Retype the data below, every word of it, exactly.

=== Begin Enclosure ===

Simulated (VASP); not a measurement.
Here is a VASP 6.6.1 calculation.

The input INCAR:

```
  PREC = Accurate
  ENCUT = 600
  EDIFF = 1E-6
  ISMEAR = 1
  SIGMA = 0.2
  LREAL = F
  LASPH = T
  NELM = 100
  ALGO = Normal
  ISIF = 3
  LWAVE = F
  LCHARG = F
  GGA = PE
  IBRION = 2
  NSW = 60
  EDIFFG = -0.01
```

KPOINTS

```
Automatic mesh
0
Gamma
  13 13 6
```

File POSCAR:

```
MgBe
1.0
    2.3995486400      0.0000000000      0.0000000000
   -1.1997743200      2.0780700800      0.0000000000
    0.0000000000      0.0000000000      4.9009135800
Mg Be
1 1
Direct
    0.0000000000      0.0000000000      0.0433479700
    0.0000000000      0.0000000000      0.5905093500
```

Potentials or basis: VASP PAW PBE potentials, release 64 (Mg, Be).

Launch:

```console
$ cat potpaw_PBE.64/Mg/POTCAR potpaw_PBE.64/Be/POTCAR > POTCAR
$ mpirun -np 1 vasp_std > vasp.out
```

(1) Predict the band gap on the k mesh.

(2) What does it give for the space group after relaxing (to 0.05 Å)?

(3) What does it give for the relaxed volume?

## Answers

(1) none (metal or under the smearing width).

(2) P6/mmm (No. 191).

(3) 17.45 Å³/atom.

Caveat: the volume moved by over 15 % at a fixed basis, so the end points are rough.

=== End Enclosure ===

PROBLEM SOLUTION ::
Simulated (VASP); not a measurement.
Here is a VASP 6.6.1 calculation.

The input INCAR:

```
  PREC = Accurate
  ENCUT = 600
  EDIFF = 1E-6
  ISMEAR = 1
  SIGMA = 0.2
  LREAL = F
  LASPH = T
  NELM = 100
  ALGO = Normal
  ISIF = 3
  LWAVE = F
  LCHARG = F
  GGA = PE
  IBRION = 2
  NSW = 60
  EDIFFG = -0.01
```

KPOINTS

```
Automatic mesh
0
Gamma
  13 13 6
```

File POSCAR:

```
MgBe
1.0
    2.3995486400      0.0000000000      0.0000000000
   -1.1997743200      2.0780700800      0.0000000000
    0.0000000000      0.0000000000      4.9009135800
Mg Be
1 1
Direct
    0.0000000000      0.0000000000      0.0433479700
    0.0000000000      0.0000000000      0.5905093500
```

Potentials or basis: VASP PAW PBE potentials, release 64 (Mg, Be).

Launch:

```console
$ cat potpaw_PBE.64/Mg/POTCAR potpaw_PBE.64/Be/POTCAR > POTCAR
$ mpirun -np 1 vasp_std > vasp.out
```

(1) Predict the band gap on the k mesh.

(2) What does it give for the space group after relaxing (to 0.05 Å)?

(3) What does it give for the relaxed volume?

## Answers

(1) none (metal or under the smearing width).

(2) P6/mmm (No. 191).

(3) 17.45 Å³/atom.

Caveat: the volume moved by over 15 % at a fixed basis, so the end points are rough.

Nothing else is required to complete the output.